* **Input data**
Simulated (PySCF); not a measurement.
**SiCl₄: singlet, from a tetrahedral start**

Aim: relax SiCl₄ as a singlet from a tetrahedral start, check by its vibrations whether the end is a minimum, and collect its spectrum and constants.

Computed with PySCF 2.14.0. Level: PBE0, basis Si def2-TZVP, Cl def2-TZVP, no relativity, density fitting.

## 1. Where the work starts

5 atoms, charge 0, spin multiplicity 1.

* **Assignment**
Print every entry exactly.

* **Expected answer**
Simulated (PySCF); not a measurement.
**SiCl₄: singlet, from a tetrahedral start**

Aim: relax SiCl₄ as a singlet from a tetrahedral start, check by its vibrations whether the end is a minimum, and collect its spectrum and constants.

Computed with PySCF 2.14.0. Level: PBE0, basis Si def2-TZVP, Cl def2-TZVP, no relativity, density fitting.

## 1. Where the work starts

5 atoms, charge 0, spin multiplicity 1.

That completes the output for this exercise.